Work instruction :: The records that follow are to be repeated exactly, in full.

● ● ● ● ● ● ●

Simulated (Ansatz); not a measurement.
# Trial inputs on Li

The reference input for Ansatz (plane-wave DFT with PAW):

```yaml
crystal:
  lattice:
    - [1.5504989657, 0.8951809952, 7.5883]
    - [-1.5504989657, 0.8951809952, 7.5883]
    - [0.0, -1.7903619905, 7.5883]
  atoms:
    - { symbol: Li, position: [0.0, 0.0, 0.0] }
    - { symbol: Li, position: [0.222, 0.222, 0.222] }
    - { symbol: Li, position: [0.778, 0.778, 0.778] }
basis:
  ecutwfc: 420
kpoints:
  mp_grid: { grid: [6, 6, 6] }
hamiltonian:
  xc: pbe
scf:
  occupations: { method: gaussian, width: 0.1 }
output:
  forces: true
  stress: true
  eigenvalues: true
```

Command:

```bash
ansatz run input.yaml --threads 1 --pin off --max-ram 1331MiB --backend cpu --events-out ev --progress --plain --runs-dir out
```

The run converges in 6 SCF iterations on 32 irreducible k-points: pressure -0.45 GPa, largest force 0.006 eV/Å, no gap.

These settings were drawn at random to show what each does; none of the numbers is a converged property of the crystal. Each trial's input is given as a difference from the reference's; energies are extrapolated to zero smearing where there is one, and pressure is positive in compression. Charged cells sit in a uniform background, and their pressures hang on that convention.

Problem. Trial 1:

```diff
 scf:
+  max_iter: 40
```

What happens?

● ● ● ● ● ● ●

Answer space ::
Simulated (Ansatz); not a measurement.
# Trial inputs on Li

The reference input for Ansatz (plane-wave DFT with PAW):

```yaml
crystal:
  lattice:
    - [1.5504989657, 0.8951809952, 7.5883]
    - [-1.5504989657, 0.8951809952, 7.5883]
    - [0.0, -1.7903619905, 7.5883]
  atoms:
    - { symbol: Li, position: [0.0, 0.0, 0.0] }
    - { symbol: Li, position: [0.222, 0.222, 0.222] }
    - { symbol: Li, position: [0.778, 0.778, 0.778] }
basis:
  ecutwfc: 420
kpoints:
  mp_grid: { grid: [6, 6, 6] }
hamiltonian:
  xc: pbe
scf:
  occupations: { method: gaussian, width: 0.1 }
output:
  forces: true
  stress: true
  eigenvalues: true
```

Command:

```bash
ansatz run input.yaml --threads 1 --pin off --max-ram 1331MiB --backend cpu --events-out ev --progress --plain --runs-dir out
```

The run converges in 6 SCF iterations on 32 irreducible k-points: pressure -0.45 GPa, largest force 0.006 eV/Å, no gap.

These settings were drawn at random to show what each does; none of the numbers is a converged property of the crystal. Each trial's input is given as a difference from the reference's; energies are extrapolated to zero smearing where there is one, and pressure is positive in compression. Charged cells sit in a uniform background, and their pressures hang on that convention.

Problem. Trial 1:

```diff
 scf:
+  max_iter: 40
```

What happens?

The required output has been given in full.